__REQUIREMENT__: Reproduce each line of the material that follows, word for word.

__INFORMATION SHOWN__:
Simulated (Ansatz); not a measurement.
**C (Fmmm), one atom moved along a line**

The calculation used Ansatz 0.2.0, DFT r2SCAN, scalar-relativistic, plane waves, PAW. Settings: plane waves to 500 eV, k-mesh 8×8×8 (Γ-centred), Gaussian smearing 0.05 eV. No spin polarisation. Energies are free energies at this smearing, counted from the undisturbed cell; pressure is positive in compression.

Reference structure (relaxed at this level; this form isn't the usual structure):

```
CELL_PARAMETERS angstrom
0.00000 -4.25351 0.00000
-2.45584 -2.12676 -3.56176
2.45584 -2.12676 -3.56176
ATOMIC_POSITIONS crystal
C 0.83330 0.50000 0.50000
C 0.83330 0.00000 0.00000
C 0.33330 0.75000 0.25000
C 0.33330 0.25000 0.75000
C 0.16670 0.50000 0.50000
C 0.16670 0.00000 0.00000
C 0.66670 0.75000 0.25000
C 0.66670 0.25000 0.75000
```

__RESPONSE__:
Simulated (Ansatz); not a measurement.
**C (Fmmm), one atom moved along a line**

The calculation used Ansatz 0.2.0, DFT r2SCAN, scalar-relativistic, plane waves, PAW. Settings: plane waves to 500 eV, k-mesh 8×8×8 (Γ-centred), Gaussian smearing 0.05 eV. No spin polarisation. Energies are free energies at this smearing, counted from the undisturbed cell; pressure is positive in compression.

Reference structure (relaxed at this level; this form isn't the usual structure):

```
CELL_PARAMETERS angstrom
0.00000 -4.25351 0.00000
-2.45584 -2.12676 -3.56176
2.45584 -2.12676 -3.56176
ATOMIC_POSITIONS crystal
C 0.83330 0.50000 0.50000
C 0.83330 0.00000 0.00000
C 0.33330 0.75000 0.25000
C 0.33330 0.25000 0.75000
C 0.16670 0.50000 0.50000
C 0.16670 0.00000 0.00000
C 0.66670 0.75000 0.25000
C 0.66670 0.25000 0.75000
```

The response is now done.